- _Data for review_
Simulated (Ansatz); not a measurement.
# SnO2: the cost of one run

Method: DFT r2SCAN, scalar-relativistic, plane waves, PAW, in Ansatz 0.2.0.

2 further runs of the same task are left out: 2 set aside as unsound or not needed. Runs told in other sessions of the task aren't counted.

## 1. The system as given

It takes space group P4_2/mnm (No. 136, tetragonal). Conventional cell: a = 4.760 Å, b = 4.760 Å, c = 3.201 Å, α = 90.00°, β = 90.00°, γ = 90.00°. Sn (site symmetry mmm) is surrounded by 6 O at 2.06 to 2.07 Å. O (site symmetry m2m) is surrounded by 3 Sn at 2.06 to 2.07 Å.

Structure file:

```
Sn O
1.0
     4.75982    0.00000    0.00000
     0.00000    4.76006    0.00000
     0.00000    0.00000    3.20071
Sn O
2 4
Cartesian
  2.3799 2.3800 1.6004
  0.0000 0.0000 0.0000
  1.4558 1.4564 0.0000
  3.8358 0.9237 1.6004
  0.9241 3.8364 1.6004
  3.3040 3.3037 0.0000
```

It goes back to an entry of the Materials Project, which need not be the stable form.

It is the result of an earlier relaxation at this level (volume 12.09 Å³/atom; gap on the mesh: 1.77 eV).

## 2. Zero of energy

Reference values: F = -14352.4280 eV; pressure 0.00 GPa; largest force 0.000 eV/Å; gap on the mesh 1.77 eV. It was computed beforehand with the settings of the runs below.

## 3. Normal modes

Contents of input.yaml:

- _Work request_
Your task is to reproduce all of the records exactly.

- _Answer section_
Simulated (Ansatz); not a measurement.
# SnO2: the cost of one run

Method: DFT r2SCAN, scalar-relativistic, plane waves, PAW, in Ansatz 0.2.0.

2 further runs of the same task are left out: 2 set aside as unsound or not needed. Runs told in other sessions of the task aren't counted.

## 1. The system as given

It takes space group P4_2/mnm (No. 136, tetragonal). Conventional cell: a = 4.760 Å, b = 4.760 Å, c = 3.201 Å, α = 90.00°, β = 90.00°, γ = 90.00°. Sn (site symmetry mmm) is surrounded by 6 O at 2.06 to 2.07 Å. O (site symmetry m2m) is surrounded by 3 Sn at 2.06 to 2.07 Å.

Structure file:

```
Sn O
1.0
     4.75982    0.00000    0.00000
     0.00000    4.76006    0.00000
     0.00000    0.00000    3.20071
Sn O
2 4
Cartesian
  2.3799 2.3800 1.6004
  0.0000 0.0000 0.0000
  1.4558 1.4564 0.0000
  3.8358 0.9237 1.6004
  0.9241 3.8364 1.6004
  3.3040 3.3037 0.0000
```

It goes back to an entry of the Materials Project, which need not be the stable form.

It is the result of an earlier relaxation at this level (volume 12.09 Å³/atom; gap on the mesh: 1.77 eV).

## 2. Zero of energy

Reference values: F = -14352.4280 eV; pressure 0.00 GPa; largest force 0.000 eV/Å; gap on the mesh 1.77 eV. It was computed beforehand with the settings of the runs below.

## 3. Normal modes

Contents of input.yaml:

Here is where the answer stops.